Reproduce only the lines of the material below that start at the line containing "Method: as each" and stop at the line containing "Bond lengths: W1–O2". Keep both end lines.

[Opening Information provided section]

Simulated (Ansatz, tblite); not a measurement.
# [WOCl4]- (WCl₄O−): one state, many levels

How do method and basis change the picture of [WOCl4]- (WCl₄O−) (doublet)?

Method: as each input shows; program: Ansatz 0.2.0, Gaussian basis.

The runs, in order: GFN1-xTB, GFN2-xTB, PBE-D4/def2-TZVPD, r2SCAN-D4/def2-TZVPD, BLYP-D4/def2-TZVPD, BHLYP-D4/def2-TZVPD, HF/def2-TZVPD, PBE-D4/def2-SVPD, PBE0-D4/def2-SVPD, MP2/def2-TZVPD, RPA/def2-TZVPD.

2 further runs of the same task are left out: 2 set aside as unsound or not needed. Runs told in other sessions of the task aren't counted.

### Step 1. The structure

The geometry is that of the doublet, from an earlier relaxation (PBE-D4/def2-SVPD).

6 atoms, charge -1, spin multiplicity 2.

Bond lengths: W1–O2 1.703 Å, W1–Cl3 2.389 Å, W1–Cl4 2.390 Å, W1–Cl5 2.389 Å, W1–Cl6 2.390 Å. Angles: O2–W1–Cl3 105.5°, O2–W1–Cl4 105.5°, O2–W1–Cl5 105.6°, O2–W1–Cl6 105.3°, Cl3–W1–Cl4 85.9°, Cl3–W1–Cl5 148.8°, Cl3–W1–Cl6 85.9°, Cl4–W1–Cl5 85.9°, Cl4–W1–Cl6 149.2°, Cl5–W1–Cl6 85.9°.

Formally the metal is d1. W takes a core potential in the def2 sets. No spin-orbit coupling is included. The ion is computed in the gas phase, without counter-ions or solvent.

[Closing Information provided section]

Worked solution -
Method: as each input shows; program: Ansatz 0.2.0, Gaussian basis.

The runs, in order: GFN1-xTB, GFN2-xTB, PBE-D4/def2-TZVPD, r2SCAN-D4/def2-TZVPD, BLYP-D4/def2-TZVPD, BHLYP-D4/def2-TZVPD, HF/def2-TZVPD, PBE-D4/def2-SVPD, PBE0-D4/def2-SVPD, MP2/def2-TZVPD, RPA/def2-TZVPD.

2 further runs of the same task are left out: 2 set aside as unsound or not needed. Runs told in other sessions of the task aren't counted.

### Step 1. The structure

The geometry is that of the doublet, from an earlier relaxation (PBE-D4/def2-SVPD).

6 atoms, charge -1, spin multiplicity 2.

Bond lengths: W1–O2 1.703 Å, W1–Cl3 2.389 Å, W1–Cl4 2.390 Å, W1–Cl5 2.389 Å, W1–Cl6 2.390 Å. Angles: O2–W1–Cl3 105.5°, O2–W1–Cl4 105.5°, O2–W1–Cl5 105.6°, O2–W1–Cl6 105.3°, Cl3–W1–Cl4 85.9°, Cl3–W1–Cl5 148.8°, Cl3–W1–Cl6 85.9°, Cl4–W1–Cl5 85.9°, Cl4–W1–Cl6 149.2°, Cl5–W1–Cl6 85.9°.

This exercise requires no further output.